[Work task] Would you print the material exactly, starting at its first line and ending at the line holding "Program: VASP 6.6.1."?

[Stored data]

------------------------------------------------------------

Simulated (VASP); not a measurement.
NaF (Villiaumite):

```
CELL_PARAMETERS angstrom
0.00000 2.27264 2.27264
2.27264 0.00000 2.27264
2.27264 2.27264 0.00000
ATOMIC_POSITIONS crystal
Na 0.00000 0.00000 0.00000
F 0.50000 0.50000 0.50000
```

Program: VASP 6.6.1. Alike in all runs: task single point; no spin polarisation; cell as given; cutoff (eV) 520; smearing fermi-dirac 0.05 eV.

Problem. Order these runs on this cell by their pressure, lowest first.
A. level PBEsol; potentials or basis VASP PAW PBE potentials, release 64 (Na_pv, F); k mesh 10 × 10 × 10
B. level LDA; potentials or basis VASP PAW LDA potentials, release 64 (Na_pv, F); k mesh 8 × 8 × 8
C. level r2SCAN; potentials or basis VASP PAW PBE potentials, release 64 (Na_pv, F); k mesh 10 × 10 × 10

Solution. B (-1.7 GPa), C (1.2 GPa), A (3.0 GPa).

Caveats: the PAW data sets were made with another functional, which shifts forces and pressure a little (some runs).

------------------------------------------------------------

[Task output]
Simulated (VASP); not a measurement.
NaF (Villiaumite):

```
CELL_PARAMETERS angstrom
0.00000 2.27264 2.27264
2.27264 0.00000 2.27264
2.27264 2.27264 0.00000
ATOMIC_POSITIONS crystal
Na 0.00000 0.00000 0.00000
F 0.50000 0.50000 0.50000
```

Program: VASP 6.6.1. Alike in all runs: task single point; no spin polarisation; cell as given; cutoff (eV) 520; smearing fermi-dirac 0.05 eV.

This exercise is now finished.